- _Work instruction_
As the answer, set down the lines below from the one containing "## IrC: single point with r2SCAN+U" through the one containing "Levels at points", exactly and inclusively, and no others.

- _Data for analysis_
# # # # #

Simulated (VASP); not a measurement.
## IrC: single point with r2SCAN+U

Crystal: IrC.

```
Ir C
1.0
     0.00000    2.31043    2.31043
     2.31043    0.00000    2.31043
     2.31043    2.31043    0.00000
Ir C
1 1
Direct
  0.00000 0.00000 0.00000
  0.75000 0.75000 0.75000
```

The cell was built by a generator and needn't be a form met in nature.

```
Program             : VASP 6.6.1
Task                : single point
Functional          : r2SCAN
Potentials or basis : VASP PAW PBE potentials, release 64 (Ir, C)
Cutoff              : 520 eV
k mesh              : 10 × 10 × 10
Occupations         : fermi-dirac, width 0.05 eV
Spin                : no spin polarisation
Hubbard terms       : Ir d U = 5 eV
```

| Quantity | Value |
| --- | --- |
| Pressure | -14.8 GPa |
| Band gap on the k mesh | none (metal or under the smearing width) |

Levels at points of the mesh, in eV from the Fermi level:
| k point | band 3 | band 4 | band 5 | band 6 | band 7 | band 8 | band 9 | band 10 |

# # # # #

- _Reply_
## IrC: single point with r2SCAN+U

Crystal: IrC.

```
Ir C
1.0
     0.00000    2.31043    2.31043
     2.31043    0.00000    2.31043
     2.31043    2.31043    0.00000
Ir C
1 1
Direct
  0.00000 0.00000 0.00000
  0.75000 0.75000 0.75000
```

The cell was built by a generator and needn't be a form met in nature.

```
Program             : VASP 6.6.1
Task                : single point
Functional          : r2SCAN
Potentials or basis : VASP PAW PBE potentials, release 64 (Ir, C)
Cutoff              : 520 eV
k mesh              : 10 × 10 × 10
Occupations         : fermi-dirac, width 0.05 eV
Spin                : no spin polarisation
Hubbard terms       : Ir d U = 5 eV
```

| Quantity | Value |
| --- | --- |
| Pressure | -14.8 GPa |
| Band gap on the k mesh | none (metal or under the smearing width) |

Levels at points of the mesh, in eV from the Fermi level:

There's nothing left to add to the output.